*Work request*: Copy, word for word, each line of the data below from the first through the line containing "C is lowest, 143", and stop there.

*Extracted material*:

Content starts

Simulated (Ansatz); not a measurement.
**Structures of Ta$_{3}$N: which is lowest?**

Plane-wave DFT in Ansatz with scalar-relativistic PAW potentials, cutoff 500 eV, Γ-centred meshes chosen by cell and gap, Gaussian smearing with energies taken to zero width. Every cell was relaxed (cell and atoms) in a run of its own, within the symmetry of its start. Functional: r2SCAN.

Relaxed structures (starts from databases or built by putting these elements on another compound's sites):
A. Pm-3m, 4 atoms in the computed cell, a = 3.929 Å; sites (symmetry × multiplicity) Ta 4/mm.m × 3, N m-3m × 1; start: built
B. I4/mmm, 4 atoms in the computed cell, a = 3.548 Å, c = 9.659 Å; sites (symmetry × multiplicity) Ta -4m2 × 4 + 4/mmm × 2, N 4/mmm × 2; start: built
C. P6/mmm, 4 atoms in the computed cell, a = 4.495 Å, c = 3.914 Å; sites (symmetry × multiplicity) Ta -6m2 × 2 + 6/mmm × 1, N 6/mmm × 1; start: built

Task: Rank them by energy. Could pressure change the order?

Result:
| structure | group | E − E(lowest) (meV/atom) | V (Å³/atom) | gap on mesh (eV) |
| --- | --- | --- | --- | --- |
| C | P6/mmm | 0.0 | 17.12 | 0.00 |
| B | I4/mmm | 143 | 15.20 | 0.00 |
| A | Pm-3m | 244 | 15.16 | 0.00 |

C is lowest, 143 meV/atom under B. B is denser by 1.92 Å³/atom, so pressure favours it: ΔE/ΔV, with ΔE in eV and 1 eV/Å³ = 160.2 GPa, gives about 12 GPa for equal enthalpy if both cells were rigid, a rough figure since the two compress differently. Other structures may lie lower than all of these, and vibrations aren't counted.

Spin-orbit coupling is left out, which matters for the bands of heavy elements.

Content ends

*Exercise solution*:
Simulated (Ansatz); not a measurement.
**Structures of Ta$_{3}$N: which is lowest?**

Plane-wave DFT in Ansatz with scalar-relativistic PAW potentials, cutoff 500 eV, Γ-centred meshes chosen by cell and gap, Gaussian smearing with energies taken to zero width. Every cell was relaxed (cell and atoms) in a run of its own, within the symmetry of its start. Functional: r2SCAN.

Relaxed structures (starts from databases or built by putting these elements on another compound's sites):
A. Pm-3m, 4 atoms in the computed cell, a = 3.929 Å; sites (symmetry × multiplicity) Ta 4/mm.m × 3, N m-3m × 1; start: built
B. I4/mmm, 4 atoms in the computed cell, a = 3.548 Å, c = 9.659 Å; sites (symmetry × multiplicity) Ta -4m2 × 4 + 4/mmm × 2, N 4/mmm × 2; start: built
C. P6/mmm, 4 atoms in the computed cell, a = 4.495 Å, c = 3.914 Å; sites (symmetry × multiplicity) Ta -6m2 × 2 + 6/mmm × 1, N 6/mmm × 1; start: built

Task: Rank them by energy. Could pressure change the order?

Result:
| structure | group | E − E(lowest) (meV/atom) | V (Å³/atom) | gap on mesh (eV) |
| --- | --- | --- | --- | --- |
| C | P6/mmm | 0.0 | 17.12 | 0.00 |
| B | I4/mmm | 143 | 15.20 | 0.00 |
| A | Pm-3m | 244 | 15.16 | 0.00 |

C is lowest, 143 meV/atom under B. B is denser by 1.92 Å³/atom, so pressure favours it: ΔE/ΔV, with ΔE in eV and 1 eV/Å³ = 160.2 GPa, gives about 12 GPa for equal enthalpy if both cells were rigid, a rough figure since the two compress differently. Other structures may lie lower than all of these, and vibrations aren't counted.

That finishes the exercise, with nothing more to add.